* [SUPPLIED DATA]:
════════
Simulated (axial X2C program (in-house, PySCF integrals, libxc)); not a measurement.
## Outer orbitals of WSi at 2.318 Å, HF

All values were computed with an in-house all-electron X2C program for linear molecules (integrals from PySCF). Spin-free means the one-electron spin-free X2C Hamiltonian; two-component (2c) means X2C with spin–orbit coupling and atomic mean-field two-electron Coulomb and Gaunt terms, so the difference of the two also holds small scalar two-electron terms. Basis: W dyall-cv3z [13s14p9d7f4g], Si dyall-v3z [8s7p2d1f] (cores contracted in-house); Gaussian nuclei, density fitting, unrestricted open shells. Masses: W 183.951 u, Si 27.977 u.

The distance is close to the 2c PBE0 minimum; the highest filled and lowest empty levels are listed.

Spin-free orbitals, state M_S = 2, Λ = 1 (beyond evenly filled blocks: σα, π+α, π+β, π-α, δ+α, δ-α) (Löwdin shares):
════════

* [TASK ITEM]:
Starting at the line with "## Outer orbitals of WSi at 2.318 Å, HF" and ending at the line with "The distance is", print each line of the listing above exactly, with no other lines.

* [TASK RESPONSE]:
## Outer orbitals of WSi at 2.318 Å, HF

All values were computed with an in-house all-electron X2C program for linear molecules (integrals from PySCF). Spin-free means the one-electron spin-free X2C Hamiltonian; two-component (2c) means X2C with spin–orbit coupling and atomic mean-field two-electron Coulomb and Gaunt terms, so the difference of the two also holds small scalar two-electron terms. Basis: W dyall-cv3z [13s14p9d7f4g], Si dyall-v3z [8s7p2d1f] (cores contracted in-house); Gaussian nuclei, density fitting, unrestricted open shells. Masses: W 183.951 u, Si 27.977 u.

The distance is close to the 2c PBE0 minimum; the highest filled and lowest empty levels are listed.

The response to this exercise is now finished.